# Work order
Could you copy, exactly as written, every line from the first line of the records through the one containing "the relaxation end?"?

# Data excerpts
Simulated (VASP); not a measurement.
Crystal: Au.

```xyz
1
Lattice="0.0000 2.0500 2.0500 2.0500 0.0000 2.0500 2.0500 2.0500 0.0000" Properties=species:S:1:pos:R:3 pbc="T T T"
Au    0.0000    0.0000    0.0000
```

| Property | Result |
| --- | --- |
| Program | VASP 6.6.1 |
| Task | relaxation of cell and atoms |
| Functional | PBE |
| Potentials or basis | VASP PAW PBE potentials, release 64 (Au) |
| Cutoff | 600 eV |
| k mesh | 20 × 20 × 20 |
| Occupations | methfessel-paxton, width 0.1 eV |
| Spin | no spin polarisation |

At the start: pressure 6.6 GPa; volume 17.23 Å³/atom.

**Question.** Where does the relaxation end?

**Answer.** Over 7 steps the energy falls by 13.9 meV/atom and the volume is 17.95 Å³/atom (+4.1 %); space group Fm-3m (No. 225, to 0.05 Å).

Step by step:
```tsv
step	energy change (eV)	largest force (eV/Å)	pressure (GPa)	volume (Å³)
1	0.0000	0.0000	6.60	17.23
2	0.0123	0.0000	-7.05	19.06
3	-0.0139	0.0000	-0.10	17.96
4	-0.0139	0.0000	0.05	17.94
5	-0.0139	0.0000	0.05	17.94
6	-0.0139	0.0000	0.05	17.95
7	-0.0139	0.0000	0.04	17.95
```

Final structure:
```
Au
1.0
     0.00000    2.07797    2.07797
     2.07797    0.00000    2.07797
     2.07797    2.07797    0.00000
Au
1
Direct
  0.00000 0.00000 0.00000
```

# Exercise answer
Simulated (VASP); not a measurement.
Crystal: Au.

```xyz
1
Lattice="0.0000 2.0500 2.0500 2.0500 0.0000 2.0500 2.0500 2.0500 0.0000" Properties=species:S:1:pos:R:3 pbc="T T T"
Au    0.0000    0.0000    0.0000
```

| Property | Result |
| --- | --- |
| Program | VASP 6.6.1 |
| Task | relaxation of cell and atoms |
| Functional | PBE |
| Potentials or basis | VASP PAW PBE potentials, release 64 (Au) |
| Cutoff | 600 eV |
| k mesh | 20 × 20 × 20 |
| Occupations | methfessel-paxton, width 0.1 eV |
| Spin | no spin polarisation |

At the start: pressure 6.6 GPa; volume 17.23 Å³/atom.

**Question.** Where does the relaxation end?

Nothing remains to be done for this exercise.